_Information given_
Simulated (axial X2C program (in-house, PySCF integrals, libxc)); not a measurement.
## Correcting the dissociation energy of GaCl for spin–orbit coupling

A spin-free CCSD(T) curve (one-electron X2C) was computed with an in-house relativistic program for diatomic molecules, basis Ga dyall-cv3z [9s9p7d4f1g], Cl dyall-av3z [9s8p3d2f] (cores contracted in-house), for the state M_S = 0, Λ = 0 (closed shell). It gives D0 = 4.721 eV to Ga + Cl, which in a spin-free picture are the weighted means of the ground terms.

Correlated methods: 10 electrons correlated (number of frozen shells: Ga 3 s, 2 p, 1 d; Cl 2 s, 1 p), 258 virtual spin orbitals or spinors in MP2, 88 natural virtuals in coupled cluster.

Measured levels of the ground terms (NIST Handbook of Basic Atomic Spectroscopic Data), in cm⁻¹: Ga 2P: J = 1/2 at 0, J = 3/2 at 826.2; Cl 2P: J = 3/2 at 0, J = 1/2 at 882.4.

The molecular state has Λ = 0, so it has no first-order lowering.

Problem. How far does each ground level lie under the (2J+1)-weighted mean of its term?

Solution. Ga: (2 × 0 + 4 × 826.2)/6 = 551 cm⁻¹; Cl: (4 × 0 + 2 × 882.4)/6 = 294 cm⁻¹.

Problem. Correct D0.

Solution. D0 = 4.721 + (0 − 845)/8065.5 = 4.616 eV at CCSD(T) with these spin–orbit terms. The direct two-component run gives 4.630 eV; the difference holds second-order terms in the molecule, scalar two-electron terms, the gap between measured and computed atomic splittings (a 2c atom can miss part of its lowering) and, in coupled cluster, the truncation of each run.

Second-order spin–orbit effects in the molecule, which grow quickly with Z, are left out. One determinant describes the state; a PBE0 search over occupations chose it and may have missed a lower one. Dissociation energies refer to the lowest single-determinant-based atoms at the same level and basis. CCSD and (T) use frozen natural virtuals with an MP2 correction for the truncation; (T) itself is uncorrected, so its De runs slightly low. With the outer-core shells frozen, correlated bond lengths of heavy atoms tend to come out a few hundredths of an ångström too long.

_Exercise_
When copying the data above, please keep exactly the lines from its first line through the line with "Problem. Correct D0.", both ends included, and drop the rest.

_Written solution_
Simulated (axial X2C program (in-house, PySCF integrals, libxc)); not a measurement.
## Correcting the dissociation energy of GaCl for spin–orbit coupling

A spin-free CCSD(T) curve (one-electron X2C) was computed with an in-house relativistic program for diatomic molecules, basis Ga dyall-cv3z [9s9p7d4f1g], Cl dyall-av3z [9s8p3d2f] (cores contracted in-house), for the state M_S = 0, Λ = 0 (closed shell). It gives D0 = 4.721 eV to Ga + Cl, which in a spin-free picture are the weighted means of the ground terms.

Correlated methods: 10 electrons correlated (number of frozen shells: Ga 3 s, 2 p, 1 d; Cl 2 s, 1 p), 258 virtual spin orbitals or spinors in MP2, 88 natural virtuals in coupled cluster.

Measured levels of the ground terms (NIST Handbook of Basic Atomic Spectroscopic Data), in cm⁻¹: Ga 2P: J = 1/2 at 0, J = 3/2 at 826.2; Cl 2P: J = 3/2 at 0, J = 1/2 at 882.4.

The molecular state has Λ = 0, so it has no first-order lowering.

Problem. How far does each ground level lie under the (2J+1)-weighted mean of its term?

Solution. Ga: (2 × 0 + 4 × 826.2)/6 = 551 cm⁻¹; Cl: (4 × 0 + 2 × 882.4)/6 = 294 cm⁻¹.

Problem. Correct D0.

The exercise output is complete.